REQUIRED ACTION - An exact transcription of the data below, complete and unaltered, is the expected answer.

>>

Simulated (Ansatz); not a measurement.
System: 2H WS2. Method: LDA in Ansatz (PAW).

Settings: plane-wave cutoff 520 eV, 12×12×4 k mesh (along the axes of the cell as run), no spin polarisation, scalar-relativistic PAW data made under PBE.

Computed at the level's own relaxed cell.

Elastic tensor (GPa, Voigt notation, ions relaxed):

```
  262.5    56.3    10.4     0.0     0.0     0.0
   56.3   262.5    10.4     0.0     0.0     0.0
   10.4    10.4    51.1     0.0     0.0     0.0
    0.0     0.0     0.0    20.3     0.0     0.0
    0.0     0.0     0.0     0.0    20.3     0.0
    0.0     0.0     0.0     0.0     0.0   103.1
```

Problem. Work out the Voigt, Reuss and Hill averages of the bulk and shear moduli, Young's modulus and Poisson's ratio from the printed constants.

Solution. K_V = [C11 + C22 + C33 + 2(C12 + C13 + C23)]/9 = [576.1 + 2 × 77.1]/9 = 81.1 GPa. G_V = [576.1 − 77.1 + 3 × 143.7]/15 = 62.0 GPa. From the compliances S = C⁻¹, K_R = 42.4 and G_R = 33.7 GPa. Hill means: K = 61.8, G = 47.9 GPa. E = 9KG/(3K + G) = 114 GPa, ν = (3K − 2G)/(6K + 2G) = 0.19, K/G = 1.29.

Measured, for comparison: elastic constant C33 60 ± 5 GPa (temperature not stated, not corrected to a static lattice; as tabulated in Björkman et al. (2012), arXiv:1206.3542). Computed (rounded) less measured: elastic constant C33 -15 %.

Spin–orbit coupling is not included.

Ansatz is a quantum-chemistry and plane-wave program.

<<

EXERCISE RESPONSE -
Simulated (Ansatz); not a measurement.
System: 2H WS2. Method: LDA in Ansatz (PAW).

Settings: plane-wave cutoff 520 eV, 12×12×4 k mesh (along the axes of the cell as run), no spin polarisation, scalar-relativistic PAW data made under PBE.

Computed at the level's own relaxed cell.

Elastic tensor (GPa, Voigt notation, ions relaxed):

```
  262.5    56.3    10.4     0.0     0.0     0.0
   56.3   262.5    10.4     0.0     0.0     0.0
   10.4    10.4    51.1     0.0     0.0     0.0
    0.0     0.0     0.0    20.3     0.0     0.0
    0.0     0.0     0.0     0.0    20.3     0.0
    0.0     0.0     0.0     0.0     0.0   103.1
```

Problem. Work out the Voigt, Reuss and Hill averages of the bulk and shear moduli, Young's modulus and Poisson's ratio from the printed constants.

Solution. K_V = [C11 + C22 + C33 + 2(C12 + C13 + C23)]/9 = [576.1 + 2 × 77.1]/9 = 81.1 GPa. G_V = [576.1 − 77.1 + 3 × 143.7]/15 = 62.0 GPa. From the compliances S = C⁻¹, K_R = 42.4 and G_R = 33.7 GPa. Hill means: K = 61.8, G = 47.9 GPa. E = 9KG/(3K + G) = 114 GPa, ν = (3K − 2G)/(6K + 2G) = 0.19, K/G = 1.29.

Measured, for comparison: elastic constant C33 60 ± 5 GPa (temperature not stated, not corrected to a static lattice; as tabulated in Björkman et al. (2012), arXiv:1206.3542). Computed (rounded) less measured: elastic constant C33 -15 %.

Spin–orbit coupling is not included.

Ansatz is a quantum-chemistry and plane-wave program.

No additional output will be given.